-- Brief --
Below is some data. Retype exactly the lines starting at the one with "pressure (GPa) |" and ending at the one with "eV | (b) | 15.0 |".

-- Supplied records --
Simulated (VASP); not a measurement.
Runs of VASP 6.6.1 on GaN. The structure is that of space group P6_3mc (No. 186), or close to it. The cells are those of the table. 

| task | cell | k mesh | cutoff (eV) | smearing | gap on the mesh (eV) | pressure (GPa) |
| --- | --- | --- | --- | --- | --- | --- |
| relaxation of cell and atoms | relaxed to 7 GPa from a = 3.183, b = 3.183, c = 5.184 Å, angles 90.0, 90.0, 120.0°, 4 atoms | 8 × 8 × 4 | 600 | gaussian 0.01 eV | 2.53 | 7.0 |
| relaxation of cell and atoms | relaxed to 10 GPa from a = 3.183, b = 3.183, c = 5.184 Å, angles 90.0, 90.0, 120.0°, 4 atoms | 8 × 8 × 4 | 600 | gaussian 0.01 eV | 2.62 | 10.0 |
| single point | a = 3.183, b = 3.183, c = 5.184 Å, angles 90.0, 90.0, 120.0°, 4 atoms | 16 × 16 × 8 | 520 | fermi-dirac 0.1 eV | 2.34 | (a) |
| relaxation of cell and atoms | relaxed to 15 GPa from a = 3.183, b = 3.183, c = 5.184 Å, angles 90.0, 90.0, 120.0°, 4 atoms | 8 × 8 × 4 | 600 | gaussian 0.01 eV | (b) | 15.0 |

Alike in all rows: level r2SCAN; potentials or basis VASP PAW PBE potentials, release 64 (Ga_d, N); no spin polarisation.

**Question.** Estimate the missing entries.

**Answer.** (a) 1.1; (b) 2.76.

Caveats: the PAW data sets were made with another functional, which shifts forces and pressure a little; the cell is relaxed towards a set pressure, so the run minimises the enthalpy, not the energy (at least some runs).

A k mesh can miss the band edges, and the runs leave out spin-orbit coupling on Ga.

-- Answer box --
| task | cell | k mesh | cutoff (eV) | smearing | gap on the mesh (eV) | pressure (GPa) |
| --- | --- | --- | --- | --- | --- | --- |
| relaxation of cell and atoms | relaxed to 7 GPa from a = 3.183, b = 3.183, c = 5.184 Å, angles 90.0, 90.0, 120.0°, 4 atoms | 8 × 8 × 4 | 600 | gaussian 0.01 eV | 2.53 | 7.0 |
| relaxation of cell and atoms | relaxed to 10 GPa from a = 3.183, b = 3.183, c = 5.184 Å, angles 90.0, 90.0, 120.0°, 4 atoms | 8 × 8 × 4 | 600 | gaussian 0.01 eV | 2.62 | 10.0 |
| single point | a = 3.183, b = 3.183, c = 5.184 Å, angles 90.0, 90.0, 120.0°, 4 atoms | 16 × 16 × 8 | 520 | fermi-dirac 0.1 eV | 2.34 | (a) |
| relaxation of cell and atoms | relaxed to 15 GPa from a = 3.183, b = 3.183, c = 5.184 Å, angles 90.0, 90.0, 120.0°, 4 atoms | 8 × 8 × 4 | 600 | gaussian 0.01 eV | (b) | 15.0 |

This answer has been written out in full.